### ACTION ITEM
Write out again the entries from the first line to the line that includes "A. level r2SCAN;", keeping both of those lines.

### MATERIAL SHOWN
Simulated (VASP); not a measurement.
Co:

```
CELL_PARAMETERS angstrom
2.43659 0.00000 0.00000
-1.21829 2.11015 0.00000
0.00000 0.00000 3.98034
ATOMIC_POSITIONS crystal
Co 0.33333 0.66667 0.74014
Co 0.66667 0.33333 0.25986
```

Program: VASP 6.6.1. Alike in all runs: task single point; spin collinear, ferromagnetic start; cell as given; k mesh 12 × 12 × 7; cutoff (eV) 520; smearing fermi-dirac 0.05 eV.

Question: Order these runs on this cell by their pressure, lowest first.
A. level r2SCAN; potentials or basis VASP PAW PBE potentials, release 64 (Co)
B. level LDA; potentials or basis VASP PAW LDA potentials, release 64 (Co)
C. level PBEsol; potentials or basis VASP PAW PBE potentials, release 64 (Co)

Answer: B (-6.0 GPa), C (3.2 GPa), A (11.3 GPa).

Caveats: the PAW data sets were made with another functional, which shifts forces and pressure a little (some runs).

### ANSWER SPACE
Simulated (VASP); not a measurement.
Co:

```
CELL_PARAMETERS angstrom
2.43659 0.00000 0.00000
-1.21829 2.11015 0.00000
0.00000 0.00000 3.98034
ATOMIC_POSITIONS crystal
Co 0.33333 0.66667 0.74014
Co 0.66667 0.33333 0.25986
```

Program: VASP 6.6.1. Alike in all runs: task single point; spin collinear, ferromagnetic start; cell as given; k mesh 12 × 12 × 7; cutoff (eV) 520; smearing fermi-dirac 0.05 eV.

Question: Order these runs on this cell by their pressure, lowest first.
A. level r2SCAN; potentials or basis VASP PAW PBE potentials, release 64 (Co)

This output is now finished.